Provided information:

════════════════════

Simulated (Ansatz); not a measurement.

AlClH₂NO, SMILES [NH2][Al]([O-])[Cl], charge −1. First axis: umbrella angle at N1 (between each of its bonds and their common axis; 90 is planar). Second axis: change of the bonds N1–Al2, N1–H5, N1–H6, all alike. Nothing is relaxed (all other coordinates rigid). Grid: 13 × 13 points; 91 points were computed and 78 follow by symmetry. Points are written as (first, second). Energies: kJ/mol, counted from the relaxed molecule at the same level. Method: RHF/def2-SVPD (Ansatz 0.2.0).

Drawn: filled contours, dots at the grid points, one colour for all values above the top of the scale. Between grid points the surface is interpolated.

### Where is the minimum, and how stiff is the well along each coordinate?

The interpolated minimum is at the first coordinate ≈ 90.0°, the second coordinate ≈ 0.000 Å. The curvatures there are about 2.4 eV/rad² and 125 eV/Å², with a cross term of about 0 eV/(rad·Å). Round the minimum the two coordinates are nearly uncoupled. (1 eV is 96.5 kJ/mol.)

════════════════════

Assignment: Only one stretch is wanted, so please give again exactly the lines from the start of the data through the line containing "### Where is", both ends included.

Written solution:
Simulated (Ansatz); not a measurement.

AlClH₂NO, SMILES [NH2][Al]([O-])[Cl], charge −1. First axis: umbrella angle at N1 (between each of its bonds and their common axis; 90 is planar). Second axis: change of the bonds N1–Al2, N1–H5, N1–H6, all alike. Nothing is relaxed (all other coordinates rigid). Grid: 13 × 13 points; 91 points were computed and 78 follow by symmetry. Points are written as (first, second). Energies: kJ/mol, counted from the relaxed molecule at the same level. Method: RHF/def2-SVPD (Ansatz 0.2.0).

Drawn: filled contours, dots at the grid points, one colour for all values above the top of the scale. Between grid points the surface is interpolated.

### Where is the minimum, and how stiff is the well along each coordinate?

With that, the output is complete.